**Assignment:** Copy the listing exactly. Omit nothing.

**Given entries:**
++++++++++++++++++++
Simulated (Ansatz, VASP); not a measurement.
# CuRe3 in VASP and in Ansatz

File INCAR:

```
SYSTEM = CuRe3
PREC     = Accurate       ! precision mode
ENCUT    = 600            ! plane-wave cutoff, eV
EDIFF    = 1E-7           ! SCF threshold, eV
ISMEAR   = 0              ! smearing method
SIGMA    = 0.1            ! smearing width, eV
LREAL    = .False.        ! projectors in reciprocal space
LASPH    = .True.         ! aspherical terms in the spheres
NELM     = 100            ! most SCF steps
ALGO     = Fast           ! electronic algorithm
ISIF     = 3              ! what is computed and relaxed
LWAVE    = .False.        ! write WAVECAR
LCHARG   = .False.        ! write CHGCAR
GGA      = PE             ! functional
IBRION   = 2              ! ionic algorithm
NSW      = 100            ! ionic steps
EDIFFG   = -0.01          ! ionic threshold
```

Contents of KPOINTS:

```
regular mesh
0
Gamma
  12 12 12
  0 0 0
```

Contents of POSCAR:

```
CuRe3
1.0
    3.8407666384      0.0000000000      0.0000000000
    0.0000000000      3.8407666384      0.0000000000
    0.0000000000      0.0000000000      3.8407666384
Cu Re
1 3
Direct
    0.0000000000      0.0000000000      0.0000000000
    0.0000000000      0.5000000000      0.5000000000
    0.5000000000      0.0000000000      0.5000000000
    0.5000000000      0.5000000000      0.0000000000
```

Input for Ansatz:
++++++++++++++++++++

**Task response:**
Simulated (Ansatz, VASP); not a measurement.
# CuRe3 in VASP and in Ansatz

File INCAR:

```
SYSTEM = CuRe3
PREC     = Accurate       ! precision mode
ENCUT    = 600            ! plane-wave cutoff, eV
EDIFF    = 1E-7           ! SCF threshold, eV
ISMEAR   = 0              ! smearing method
SIGMA    = 0.1            ! smearing width, eV
LREAL    = .False.        ! projectors in reciprocal space
LASPH    = .True.         ! aspherical terms in the spheres
NELM     = 100            ! most SCF steps
ALGO     = Fast           ! electronic algorithm
ISIF     = 3              ! what is computed and relaxed
LWAVE    = .False.        ! write WAVECAR
LCHARG   = .False.        ! write CHGCAR
GGA      = PE             ! functional
IBRION   = 2              ! ionic algorithm
NSW      = 100            ! ionic steps
EDIFFG   = -0.01          ! ionic threshold
```

Contents of KPOINTS:

```
regular mesh
0
Gamma
  12 12 12
  0 0 0
```

Contents of POSCAR:

```
CuRe3
1.0
    3.8407666384      0.0000000000      0.0000000000
    0.0000000000      3.8407666384      0.0000000000
    0.0000000000      0.0000000000      3.8407666384
Cu Re
1 3
Direct
    0.0000000000      0.0000000000      0.0000000000
    0.0000000000      0.5000000000      0.5000000000
    0.5000000000      0.0000000000      0.5000000000
    0.5000000000      0.5000000000      0.0000000000
```

Input for Ansatz:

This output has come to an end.